WORK INSTRUCTION ▸
Transcribe exactly the first line of the listing below and each line that follows it, ending with the line that contains "How long does it take, and how much memory?", and omit the remainder.

PROVIDED MATERIAL ▸
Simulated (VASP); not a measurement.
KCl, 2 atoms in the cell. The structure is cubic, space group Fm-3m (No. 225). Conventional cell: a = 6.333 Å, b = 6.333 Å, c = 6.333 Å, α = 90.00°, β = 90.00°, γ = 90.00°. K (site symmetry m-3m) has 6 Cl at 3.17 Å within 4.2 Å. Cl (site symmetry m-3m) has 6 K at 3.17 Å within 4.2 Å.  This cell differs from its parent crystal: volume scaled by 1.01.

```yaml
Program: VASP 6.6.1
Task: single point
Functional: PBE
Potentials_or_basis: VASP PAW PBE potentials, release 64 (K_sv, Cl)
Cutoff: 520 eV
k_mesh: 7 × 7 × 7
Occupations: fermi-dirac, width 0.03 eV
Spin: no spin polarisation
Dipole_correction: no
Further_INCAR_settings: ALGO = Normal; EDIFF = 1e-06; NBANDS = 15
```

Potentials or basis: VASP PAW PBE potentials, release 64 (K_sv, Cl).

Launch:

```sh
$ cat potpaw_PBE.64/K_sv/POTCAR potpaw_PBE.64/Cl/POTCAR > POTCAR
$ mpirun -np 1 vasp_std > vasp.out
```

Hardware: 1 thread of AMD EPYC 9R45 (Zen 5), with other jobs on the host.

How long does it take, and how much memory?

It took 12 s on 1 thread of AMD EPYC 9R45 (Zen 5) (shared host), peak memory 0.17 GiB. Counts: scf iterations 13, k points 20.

RESPONSE AREA ▸
Simulated (VASP); not a measurement.
KCl, 2 atoms in the cell. The structure is cubic, space group Fm-3m (No. 225). Conventional cell: a = 6.333 Å, b = 6.333 Å, c = 6.333 Å, α = 90.00°, β = 90.00°, γ = 90.00°. K (site symmetry m-3m) has 6 Cl at 3.17 Å within 4.2 Å. Cl (site symmetry m-3m) has 6 K at 3.17 Å within 4.2 Å.  This cell differs from its parent crystal: volume scaled by 1.01.

```yaml
Program: VASP 6.6.1
Task: single point
Functional: PBE
Potentials_or_basis: VASP PAW PBE potentials, release 64 (K_sv, Cl)
Cutoff: 520 eV
k_mesh: 7 × 7 × 7
Occupations: fermi-dirac, width 0.03 eV
Spin: no spin polarisation
Dipole_correction: no
Further_INCAR_settings: ALGO = Normal; EDIFF = 1e-06; NBANDS = 15
```

Potentials or basis: VASP PAW PBE potentials, release 64 (K_sv, Cl).

Launch:

```sh
$ cat potpaw_PBE.64/K_sv/POTCAR potpaw_PBE.64/Cl/POTCAR > POTCAR
$ mpirun -np 1 vasp_std > vasp.out
```

Hardware: 1 thread of AMD EPYC 9R45 (Zen 5), with other jobs on the host.

How long does it take, and how much memory?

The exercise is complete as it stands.